* Exercise *
The lines to extract run from the first line of the entries through the line that contains "- These settings"; reproduce exactly those lines and no others.

* Extracted information *
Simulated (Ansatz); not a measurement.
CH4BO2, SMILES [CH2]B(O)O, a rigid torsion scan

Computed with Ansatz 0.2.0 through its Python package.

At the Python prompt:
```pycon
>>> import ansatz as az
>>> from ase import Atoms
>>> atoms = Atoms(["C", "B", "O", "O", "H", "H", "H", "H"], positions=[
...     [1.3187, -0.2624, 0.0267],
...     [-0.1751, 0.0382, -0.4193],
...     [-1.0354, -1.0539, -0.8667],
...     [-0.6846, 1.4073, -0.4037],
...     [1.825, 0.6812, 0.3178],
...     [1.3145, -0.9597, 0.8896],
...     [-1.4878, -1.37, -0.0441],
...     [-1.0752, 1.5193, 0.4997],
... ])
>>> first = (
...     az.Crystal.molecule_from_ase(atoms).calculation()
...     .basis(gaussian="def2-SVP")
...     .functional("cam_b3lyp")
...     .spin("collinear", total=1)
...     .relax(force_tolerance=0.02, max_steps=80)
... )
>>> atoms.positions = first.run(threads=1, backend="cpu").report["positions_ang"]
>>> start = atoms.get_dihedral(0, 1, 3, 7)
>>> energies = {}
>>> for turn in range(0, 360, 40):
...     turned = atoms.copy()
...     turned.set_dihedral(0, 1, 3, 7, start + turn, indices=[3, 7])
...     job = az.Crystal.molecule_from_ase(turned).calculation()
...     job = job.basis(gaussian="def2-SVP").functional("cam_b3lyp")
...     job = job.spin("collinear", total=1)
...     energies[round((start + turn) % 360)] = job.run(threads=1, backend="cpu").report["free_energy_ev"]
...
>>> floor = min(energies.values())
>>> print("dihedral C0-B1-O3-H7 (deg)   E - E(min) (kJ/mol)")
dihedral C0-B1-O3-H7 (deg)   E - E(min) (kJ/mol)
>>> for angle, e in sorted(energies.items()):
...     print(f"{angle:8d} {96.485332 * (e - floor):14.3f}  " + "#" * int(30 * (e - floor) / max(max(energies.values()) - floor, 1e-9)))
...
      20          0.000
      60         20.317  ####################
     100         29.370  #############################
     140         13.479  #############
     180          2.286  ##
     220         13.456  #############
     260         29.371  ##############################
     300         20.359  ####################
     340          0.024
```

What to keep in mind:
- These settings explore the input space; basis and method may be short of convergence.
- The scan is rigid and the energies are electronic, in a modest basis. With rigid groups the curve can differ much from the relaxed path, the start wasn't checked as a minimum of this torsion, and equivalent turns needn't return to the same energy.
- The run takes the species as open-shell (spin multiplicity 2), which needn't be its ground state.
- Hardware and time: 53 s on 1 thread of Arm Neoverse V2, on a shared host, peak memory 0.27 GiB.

* Task result *
Simulated (Ansatz); not a measurement.
CH4BO2, SMILES [CH2]B(O)O, a rigid torsion scan

Computed with Ansatz 0.2.0 through its Python package.

At the Python prompt:
```pycon
>>> import ansatz as az
>>> from ase import Atoms
>>> atoms = Atoms(["C", "B", "O", "O", "H", "H", "H", "H"], positions=[
...     [1.3187, -0.2624, 0.0267],
...     [-0.1751, 0.0382, -0.4193],
...     [-1.0354, -1.0539, -0.8667],
...     [-0.6846, 1.4073, -0.4037],
...     [1.825, 0.6812, 0.3178],
...     [1.3145, -0.9597, 0.8896],
...     [-1.4878, -1.37, -0.0441],
...     [-1.0752, 1.5193, 0.4997],
... ])
>>> first = (
...     az.Crystal.molecule_from_ase(atoms).calculation()
...     .basis(gaussian="def2-SVP")
...     .functional("cam_b3lyp")
...     .spin("collinear", total=1)
...     .relax(force_tolerance=0.02, max_steps=80)
... )
>>> atoms.positions = first.run(threads=1, backend="cpu").report["positions_ang"]
>>> start = atoms.get_dihedral(0, 1, 3, 7)
>>> energies = {}
>>> for turn in range(0, 360, 40):
...     turned = atoms.copy()
...     turned.set_dihedral(0, 1, 3, 7, start + turn, indices=[3, 7])
...     job = az.Crystal.molecule_from_ase(turned).calculation()
...     job = job.basis(gaussian="def2-SVP").functional("cam_b3lyp")
...     job = job.spin("collinear", total=1)
...     energies[round((start + turn) % 360)] = job.run(threads=1, backend="cpu").report["free_energy_ev"]
...
>>> floor = min(energies.values())
>>> print("dihedral C0-B1-O3-H7 (deg)   E - E(min) (kJ/mol)")
dihedral C0-B1-O3-H7 (deg)   E - E(min) (kJ/mol)
>>> for angle, e in sorted(energies.items()):
...     print(f"{angle:8d} {96.485332 * (e - floor):14.3f}  " + "#" * int(30 * (e - floor) / max(max(energies.values()) - floor, 1e-9)))
...
      20          0.000
      60         20.317  ####################
     100         29.370  #############################
     140         13.479  #############
     180          2.286  ##
     220         13.456  #############
     260         29.371  ##############################
     300         20.359  ####################
     340          0.024
```

What to keep in mind:
- These settings explore the input space; basis and method may be short of convergence.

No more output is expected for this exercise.